▶ **WORK REQUEST**:
Print the whole listing below again, exactly as given.

........

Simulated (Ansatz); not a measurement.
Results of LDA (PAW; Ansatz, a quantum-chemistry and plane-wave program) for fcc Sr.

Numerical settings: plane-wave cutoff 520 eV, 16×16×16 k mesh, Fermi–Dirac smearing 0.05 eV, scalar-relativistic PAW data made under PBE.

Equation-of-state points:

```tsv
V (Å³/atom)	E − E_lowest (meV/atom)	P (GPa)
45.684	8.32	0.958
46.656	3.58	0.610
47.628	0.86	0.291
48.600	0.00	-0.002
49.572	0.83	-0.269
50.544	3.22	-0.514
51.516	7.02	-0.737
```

........

▶ **TASK RESULT**:
Simulated (Ansatz); not a measurement.
Results of LDA (PAW; Ansatz, a quantum-chemistry and plane-wave program) for fcc Sr.

Numerical settings: plane-wave cutoff 520 eV, 16×16×16 k mesh, Fermi–Dirac smearing 0.05 eV, scalar-relativistic PAW data made under PBE.

Equation-of-state points:

```tsv
V (Å³/atom)	E − E_lowest (meV/atom)	P (GPa)
45.684	8.32	0.958
46.656	3.58	0.610
47.628	0.86	0.291
48.600	0.00	-0.002
49.572	0.83	-0.269
50.544	3.22	-0.514
51.516	7.02	-0.737
```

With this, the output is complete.